[DATA LISTING]

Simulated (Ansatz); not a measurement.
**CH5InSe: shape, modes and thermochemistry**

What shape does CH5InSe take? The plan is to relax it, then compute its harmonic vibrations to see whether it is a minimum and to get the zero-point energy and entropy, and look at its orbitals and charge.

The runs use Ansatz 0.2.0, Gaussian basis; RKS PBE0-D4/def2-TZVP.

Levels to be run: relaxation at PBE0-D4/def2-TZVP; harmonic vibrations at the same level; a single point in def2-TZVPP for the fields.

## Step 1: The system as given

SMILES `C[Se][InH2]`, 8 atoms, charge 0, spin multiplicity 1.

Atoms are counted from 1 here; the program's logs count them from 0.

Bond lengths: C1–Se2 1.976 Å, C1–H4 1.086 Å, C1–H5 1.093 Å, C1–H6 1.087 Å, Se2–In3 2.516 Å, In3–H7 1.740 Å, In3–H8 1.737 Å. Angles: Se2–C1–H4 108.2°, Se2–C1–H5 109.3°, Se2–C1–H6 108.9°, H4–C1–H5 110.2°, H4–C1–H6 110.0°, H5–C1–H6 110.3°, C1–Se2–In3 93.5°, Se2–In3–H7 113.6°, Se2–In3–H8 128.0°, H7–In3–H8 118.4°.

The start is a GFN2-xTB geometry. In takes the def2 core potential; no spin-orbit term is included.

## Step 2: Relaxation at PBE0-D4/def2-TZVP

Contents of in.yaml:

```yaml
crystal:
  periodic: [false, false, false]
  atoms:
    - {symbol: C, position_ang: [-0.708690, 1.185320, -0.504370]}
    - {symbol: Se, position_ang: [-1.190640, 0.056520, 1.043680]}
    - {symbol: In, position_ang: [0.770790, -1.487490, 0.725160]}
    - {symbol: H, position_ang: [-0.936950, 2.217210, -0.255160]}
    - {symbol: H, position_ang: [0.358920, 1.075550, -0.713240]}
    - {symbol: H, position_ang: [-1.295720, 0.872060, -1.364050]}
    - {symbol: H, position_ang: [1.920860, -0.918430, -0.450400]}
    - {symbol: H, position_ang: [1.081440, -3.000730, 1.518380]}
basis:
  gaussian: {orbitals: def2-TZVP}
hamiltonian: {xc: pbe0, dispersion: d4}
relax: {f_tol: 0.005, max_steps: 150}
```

[/DATA LISTING]

WORK REQUEST: Only the lines above, from the first through the one holding "The runs use", are to be output, and they must be copied exactly.

RESULT:
Simulated (Ansatz); not a measurement.
**CH5InSe: shape, modes and thermochemistry**

What shape does CH5InSe take? The plan is to relax it, then compute its harmonic vibrations to see whether it is a minimum and to get the zero-point energy and entropy, and look at its orbitals and charge.

The runs use Ansatz 0.2.0, Gaussian basis; RKS PBE0-D4/def2-TZVP.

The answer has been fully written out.